The lines needed are those from the start of the records through the line holding "H14, H15 on C7)", each copied exactly.

Start of Dataset

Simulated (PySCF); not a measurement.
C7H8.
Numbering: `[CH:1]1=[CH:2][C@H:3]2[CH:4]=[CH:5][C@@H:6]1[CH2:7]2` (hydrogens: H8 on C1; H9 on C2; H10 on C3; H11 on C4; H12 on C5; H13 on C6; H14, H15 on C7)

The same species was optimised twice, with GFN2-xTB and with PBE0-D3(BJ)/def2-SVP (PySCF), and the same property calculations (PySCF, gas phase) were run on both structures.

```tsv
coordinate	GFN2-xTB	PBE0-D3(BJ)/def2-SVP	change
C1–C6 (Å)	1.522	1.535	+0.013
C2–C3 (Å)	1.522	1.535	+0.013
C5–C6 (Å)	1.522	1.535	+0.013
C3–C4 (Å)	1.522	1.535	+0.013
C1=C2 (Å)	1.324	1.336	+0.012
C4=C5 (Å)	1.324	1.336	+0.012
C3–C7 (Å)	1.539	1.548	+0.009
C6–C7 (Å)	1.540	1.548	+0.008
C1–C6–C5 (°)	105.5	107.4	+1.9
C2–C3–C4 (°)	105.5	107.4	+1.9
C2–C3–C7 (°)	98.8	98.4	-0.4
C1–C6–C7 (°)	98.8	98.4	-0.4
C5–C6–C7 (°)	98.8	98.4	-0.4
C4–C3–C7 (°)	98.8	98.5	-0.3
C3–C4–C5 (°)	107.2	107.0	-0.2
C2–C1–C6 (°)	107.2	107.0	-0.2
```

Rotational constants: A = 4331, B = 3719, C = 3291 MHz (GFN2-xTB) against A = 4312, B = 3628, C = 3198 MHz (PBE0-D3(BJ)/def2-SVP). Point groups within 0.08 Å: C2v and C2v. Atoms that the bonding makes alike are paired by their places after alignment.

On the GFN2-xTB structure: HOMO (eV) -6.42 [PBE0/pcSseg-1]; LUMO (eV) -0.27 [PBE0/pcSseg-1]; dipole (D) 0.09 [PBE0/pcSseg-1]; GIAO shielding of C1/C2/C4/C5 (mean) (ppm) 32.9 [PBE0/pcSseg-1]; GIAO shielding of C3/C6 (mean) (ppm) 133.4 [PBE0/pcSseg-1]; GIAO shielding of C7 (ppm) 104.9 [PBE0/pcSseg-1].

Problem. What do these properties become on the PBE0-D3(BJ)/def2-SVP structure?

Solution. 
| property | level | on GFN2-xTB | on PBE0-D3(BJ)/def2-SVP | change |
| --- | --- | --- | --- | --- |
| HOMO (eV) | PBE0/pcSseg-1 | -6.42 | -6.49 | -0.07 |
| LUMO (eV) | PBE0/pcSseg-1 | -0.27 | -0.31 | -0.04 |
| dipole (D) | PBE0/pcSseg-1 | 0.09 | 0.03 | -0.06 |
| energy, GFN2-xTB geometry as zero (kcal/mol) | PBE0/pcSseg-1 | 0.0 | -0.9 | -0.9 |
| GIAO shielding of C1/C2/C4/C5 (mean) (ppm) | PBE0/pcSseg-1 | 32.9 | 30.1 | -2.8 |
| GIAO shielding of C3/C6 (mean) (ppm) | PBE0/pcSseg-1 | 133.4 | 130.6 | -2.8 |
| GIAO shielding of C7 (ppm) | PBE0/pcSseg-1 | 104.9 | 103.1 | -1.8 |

End of Dataset

# [Your solution]
Simulated (PySCF); not a measurement.
C7H8.
Numbering: `[CH:1]1=[CH:2][C@H:3]2[CH:4]=[CH:5][C@@H:6]1[CH2:7]2` (hydrogens: H8 on C1; H9 on C2; H10 on C3; H11 on C4; H12 on C5; H13 on C6; H14, H15 on C7)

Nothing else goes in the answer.